▶ [Extracted data]
*** Block opens ***
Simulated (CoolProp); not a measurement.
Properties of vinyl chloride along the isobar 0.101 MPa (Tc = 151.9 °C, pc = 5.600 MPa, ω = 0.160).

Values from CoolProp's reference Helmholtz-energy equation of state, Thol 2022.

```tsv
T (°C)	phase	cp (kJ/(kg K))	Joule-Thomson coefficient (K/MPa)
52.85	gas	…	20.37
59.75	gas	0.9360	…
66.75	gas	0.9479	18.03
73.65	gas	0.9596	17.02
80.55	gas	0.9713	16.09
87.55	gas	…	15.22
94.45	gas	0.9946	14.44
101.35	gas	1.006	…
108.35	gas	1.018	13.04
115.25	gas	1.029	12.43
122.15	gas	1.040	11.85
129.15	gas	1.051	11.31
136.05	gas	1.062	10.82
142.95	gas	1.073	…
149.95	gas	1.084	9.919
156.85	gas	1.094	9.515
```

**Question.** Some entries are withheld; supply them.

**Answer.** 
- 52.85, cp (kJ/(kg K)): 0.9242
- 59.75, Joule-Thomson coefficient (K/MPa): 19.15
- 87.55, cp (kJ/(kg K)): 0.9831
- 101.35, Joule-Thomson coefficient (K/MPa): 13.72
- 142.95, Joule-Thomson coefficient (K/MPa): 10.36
*** Block closes ***

▶ [Required action]
Everything from the first line of the data through the line holding "- 101.35, Joule-Thomson" should be output exactly, and no other lines.

▶ [Result]
Simulated (CoolProp); not a measurement.
Properties of vinyl chloride along the isobar 0.101 MPa (Tc = 151.9 °C, pc = 5.600 MPa, ω = 0.160).

Values from CoolProp's reference Helmholtz-energy equation of state, Thol 2022.

```tsv
T (°C)	phase	cp (kJ/(kg K))	Joule-Thomson coefficient (K/MPa)
52.85	gas	…	20.37
59.75	gas	0.9360	…
66.75	gas	0.9479	18.03
73.65	gas	0.9596	17.02
80.55	gas	0.9713	16.09
87.55	gas	…	15.22
94.45	gas	0.9946	14.44
101.35	gas	1.006	…
108.35	gas	1.018	13.04
115.25	gas	1.029	12.43
122.15	gas	1.040	11.85
129.15	gas	1.051	11.31
136.05	gas	1.062	10.82
142.95	gas	1.073	…
149.95	gas	1.084	9.919
156.85	gas	1.094	9.515
```

**Question.** Some entries are withheld; supply them.

**Answer.** 
- 52.85, cp (kJ/(kg K)): 0.9242
- 59.75, Joule-Thomson coefficient (K/MPa): 19.15
- 87.55, cp (kJ/(kg K)): 0.9831
- 101.35, Joule-Thomson coefficient (K/MPa): 13.72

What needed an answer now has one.